Task item >> Two lines in the listing below mark the span: one contains "# Voltage drop against the pad pitch" and one contains "A grid of 17". Reproduce both of them and everything between, exactly.

%%
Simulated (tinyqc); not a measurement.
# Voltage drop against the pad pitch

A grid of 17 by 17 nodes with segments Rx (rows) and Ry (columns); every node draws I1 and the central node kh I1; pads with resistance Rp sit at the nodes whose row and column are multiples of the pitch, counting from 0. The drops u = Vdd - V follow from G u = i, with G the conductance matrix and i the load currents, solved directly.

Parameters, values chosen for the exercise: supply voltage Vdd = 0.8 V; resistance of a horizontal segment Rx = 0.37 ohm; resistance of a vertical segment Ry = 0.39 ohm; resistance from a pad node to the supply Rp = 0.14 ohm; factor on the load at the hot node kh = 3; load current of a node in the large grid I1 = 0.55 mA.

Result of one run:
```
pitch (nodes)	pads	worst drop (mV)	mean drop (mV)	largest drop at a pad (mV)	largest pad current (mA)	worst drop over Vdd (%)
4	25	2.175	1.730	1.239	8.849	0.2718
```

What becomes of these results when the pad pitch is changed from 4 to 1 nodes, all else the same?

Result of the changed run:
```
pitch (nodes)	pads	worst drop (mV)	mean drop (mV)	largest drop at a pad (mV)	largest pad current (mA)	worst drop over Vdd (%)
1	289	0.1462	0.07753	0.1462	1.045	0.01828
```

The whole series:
%%

Answer area >>
# Voltage drop against the pad pitch

A grid of 17 by 17 nodes with segments Rx (rows) and Ry (columns); every node draws I1 and the central node kh I1; pads with resistance Rp sit at the nodes whose row and column are multiples of the pitch, counting from 0. The drops u = Vdd - V follow from G u = i, with G the conductance matrix and i the load currents, solved directly.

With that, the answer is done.